Work request → Within the material below, locate the line with "equilibrium 0.000117) |" and the line with "equilibrium 1.94e-11) |", then return those two lines and all lines between them, exactly as written.

Material provided →
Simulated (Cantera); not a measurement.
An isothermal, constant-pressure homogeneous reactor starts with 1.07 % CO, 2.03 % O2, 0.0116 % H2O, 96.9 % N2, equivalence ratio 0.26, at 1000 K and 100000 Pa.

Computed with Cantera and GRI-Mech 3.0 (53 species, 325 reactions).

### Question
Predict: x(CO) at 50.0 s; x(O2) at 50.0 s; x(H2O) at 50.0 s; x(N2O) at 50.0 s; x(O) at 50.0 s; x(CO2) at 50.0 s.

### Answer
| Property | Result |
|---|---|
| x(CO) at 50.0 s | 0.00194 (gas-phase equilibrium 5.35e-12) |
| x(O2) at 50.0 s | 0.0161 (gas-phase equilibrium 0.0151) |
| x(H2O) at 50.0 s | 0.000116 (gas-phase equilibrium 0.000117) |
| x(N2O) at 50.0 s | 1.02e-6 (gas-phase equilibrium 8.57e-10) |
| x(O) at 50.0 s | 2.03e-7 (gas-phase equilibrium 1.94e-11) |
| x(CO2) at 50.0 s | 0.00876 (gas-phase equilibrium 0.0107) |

Written solution →
| x(H2O) at 50.0 s | 0.000116 (gas-phase equilibrium 0.000117) |
| x(N2O) at 50.0 s | 1.02e-6 (gas-phase equilibrium 8.57e-10) |
| x(O) at 50.0 s | 2.03e-7 (gas-phase equilibrium 1.94e-11) |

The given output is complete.